▶ [Required action]: Below are the entries; give again exactly the lines from the one mentioning "- 62.6, Z: 0.0005224" through the one mentioning "- 62.6, fugacity coefficient: 0.2323", inclusive.

--- Data extracts Enclosed Below ---
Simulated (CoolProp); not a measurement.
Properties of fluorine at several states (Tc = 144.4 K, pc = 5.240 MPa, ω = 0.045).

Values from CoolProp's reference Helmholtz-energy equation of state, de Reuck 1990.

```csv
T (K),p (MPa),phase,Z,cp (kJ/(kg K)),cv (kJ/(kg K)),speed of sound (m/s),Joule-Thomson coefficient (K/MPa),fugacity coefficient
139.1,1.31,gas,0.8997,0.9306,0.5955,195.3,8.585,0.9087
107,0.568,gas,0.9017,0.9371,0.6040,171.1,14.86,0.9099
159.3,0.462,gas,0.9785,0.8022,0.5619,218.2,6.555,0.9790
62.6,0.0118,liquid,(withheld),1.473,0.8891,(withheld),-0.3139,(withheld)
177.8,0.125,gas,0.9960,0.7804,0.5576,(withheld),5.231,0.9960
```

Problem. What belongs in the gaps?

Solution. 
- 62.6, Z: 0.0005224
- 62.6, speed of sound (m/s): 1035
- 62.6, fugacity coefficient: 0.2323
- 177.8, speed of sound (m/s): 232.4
--- End of Enclosed Data extracts ---

▶ [Exercise response]:
- 62.6, Z: 0.0005224
- 62.6, speed of sound (m/s): 1035
- 62.6, fugacity coefficient: 0.2323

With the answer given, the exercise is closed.